▶ _Brief_
From the listing below, retype exactly the line holding "## MnGa4: parallel and opposed starts", the line holding "inpgen writes inp.xml", and the lines between them; skip everything else.

·····
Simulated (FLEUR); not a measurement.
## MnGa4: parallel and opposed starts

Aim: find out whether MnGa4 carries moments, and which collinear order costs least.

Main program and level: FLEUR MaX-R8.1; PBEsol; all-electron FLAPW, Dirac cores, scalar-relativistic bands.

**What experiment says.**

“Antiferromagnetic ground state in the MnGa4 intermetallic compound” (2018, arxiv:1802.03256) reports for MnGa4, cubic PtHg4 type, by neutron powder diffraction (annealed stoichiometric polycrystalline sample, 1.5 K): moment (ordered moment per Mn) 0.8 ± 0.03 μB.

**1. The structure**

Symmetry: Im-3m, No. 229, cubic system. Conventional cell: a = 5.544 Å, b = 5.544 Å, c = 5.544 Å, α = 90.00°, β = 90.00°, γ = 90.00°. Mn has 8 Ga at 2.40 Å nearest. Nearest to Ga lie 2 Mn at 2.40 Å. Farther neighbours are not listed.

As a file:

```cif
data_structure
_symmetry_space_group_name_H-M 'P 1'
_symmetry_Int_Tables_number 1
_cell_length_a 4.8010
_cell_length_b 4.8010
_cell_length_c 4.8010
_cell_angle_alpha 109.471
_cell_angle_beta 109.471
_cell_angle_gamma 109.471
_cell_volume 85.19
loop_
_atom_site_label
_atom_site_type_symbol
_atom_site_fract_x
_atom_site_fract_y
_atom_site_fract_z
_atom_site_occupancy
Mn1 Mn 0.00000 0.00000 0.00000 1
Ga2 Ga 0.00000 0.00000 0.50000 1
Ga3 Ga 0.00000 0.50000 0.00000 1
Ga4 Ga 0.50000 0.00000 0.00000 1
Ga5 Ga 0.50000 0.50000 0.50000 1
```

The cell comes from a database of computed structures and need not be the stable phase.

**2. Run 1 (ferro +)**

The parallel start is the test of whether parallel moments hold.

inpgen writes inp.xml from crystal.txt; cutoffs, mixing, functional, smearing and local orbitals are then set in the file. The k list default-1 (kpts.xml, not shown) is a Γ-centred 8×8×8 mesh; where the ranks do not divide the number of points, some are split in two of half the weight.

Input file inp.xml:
·····

▶ _Answer section_
## MnGa4: parallel and opposed starts

Aim: find out whether MnGa4 carries moments, and which collinear order costs least.

Main program and level: FLEUR MaX-R8.1; PBEsol; all-electron FLAPW, Dirac cores, scalar-relativistic bands.

**What experiment says.**

“Antiferromagnetic ground state in the MnGa4 intermetallic compound” (2018, arxiv:1802.03256) reports for MnGa4, cubic PtHg4 type, by neutron powder diffraction (annealed stoichiometric polycrystalline sample, 1.5 K): moment (ordered moment per Mn) 0.8 ± 0.03 μB.

**1. The structure**

Symmetry: Im-3m, No. 229, cubic system. Conventional cell: a = 5.544 Å, b = 5.544 Å, c = 5.544 Å, α = 90.00°, β = 90.00°, γ = 90.00°. Mn has 8 Ga at 2.40 Å nearest. Nearest to Ga lie 2 Mn at 2.40 Å. Farther neighbours are not listed.

As a file:

```cif
data_structure
_symmetry_space_group_name_H-M 'P 1'
_symmetry_Int_Tables_number 1
_cell_length_a 4.8010
_cell_length_b 4.8010
_cell_length_c 4.8010
_cell_angle_alpha 109.471
_cell_angle_beta 109.471
_cell_angle_gamma 109.471
_cell_volume 85.19
loop_
_atom_site_label
_atom_site_type_symbol
_atom_site_fract_x
_atom_site_fract_y
_atom_site_fract_z
_atom_site_occupancy
Mn1 Mn 0.00000 0.00000 0.00000 1
Ga2 Ga 0.00000 0.00000 0.50000 1
Ga3 Ga 0.00000 0.50000 0.00000 1
Ga4 Ga 0.50000 0.00000 0.00000 1
Ga5 Ga 0.50000 0.50000 0.50000 1
```

The cell comes from a database of computed structures and need not be the stable phase.

**2. Run 1 (ferro +)**

The parallel start is the test of whether parallel moments hold.

inpgen writes inp.xml from crystal.txt; cutoffs, mixing, functional, smearing and local orbitals are then set in the file. The k list default-1 (kpts.xml, not shown) is a Γ-centred 8×8×8 mesh; where the ranks do not divide the number of points, some are split in two of half the weight.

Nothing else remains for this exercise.